### DATA FOR REVIEW
══════
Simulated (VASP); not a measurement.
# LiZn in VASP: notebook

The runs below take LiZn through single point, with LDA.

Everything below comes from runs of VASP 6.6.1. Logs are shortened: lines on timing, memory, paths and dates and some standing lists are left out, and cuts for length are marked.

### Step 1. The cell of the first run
══════

Write the listing out again, word for word.

### EXERCISE RESULT
Simulated (VASP); not a measurement.
# LiZn in VASP: notebook

The runs below take LiZn through single point, with LDA.

Everything below comes from runs of VASP 6.6.1. Logs are shortened: lines on timing, memory, paths and dates and some standing lists are left out, and cuts for length are marked.

### Step 1. The cell of the first run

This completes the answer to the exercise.